Exercise
Copy nothing from the entries below except the lines from the one containing "Space group I-4m2 (No. 119), tetragonal;" through the one containing "Space group I-4m2 (No. 119).", and copy those exactly.

[[ Excerpted records open ]]

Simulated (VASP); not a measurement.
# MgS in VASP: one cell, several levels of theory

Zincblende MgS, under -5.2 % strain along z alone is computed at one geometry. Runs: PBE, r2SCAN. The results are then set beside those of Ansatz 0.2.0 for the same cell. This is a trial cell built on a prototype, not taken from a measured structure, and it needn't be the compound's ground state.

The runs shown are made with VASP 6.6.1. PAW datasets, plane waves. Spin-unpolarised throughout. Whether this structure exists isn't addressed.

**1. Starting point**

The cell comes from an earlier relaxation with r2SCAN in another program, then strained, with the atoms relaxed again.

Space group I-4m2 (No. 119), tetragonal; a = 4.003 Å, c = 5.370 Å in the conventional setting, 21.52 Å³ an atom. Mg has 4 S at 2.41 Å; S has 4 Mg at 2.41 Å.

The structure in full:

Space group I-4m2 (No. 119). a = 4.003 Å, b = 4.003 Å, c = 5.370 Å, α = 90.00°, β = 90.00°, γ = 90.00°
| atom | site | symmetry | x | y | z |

[[ Excerpted records closed ]]

Answer area
Space group I-4m2 (No. 119), tetragonal; a = 4.003 Å, c = 5.370 Å in the conventional setting, 21.52 Å³ an atom. Mg has 4 S at 2.41 Å; S has 4 Mg at 2.41 Å.

The structure in full:

Space group I-4m2 (No. 119). a = 4.003 Å, b = 4.003 Å, c = 5.370 Å, α = 90.00°, β = 90.00°, γ = 90.00°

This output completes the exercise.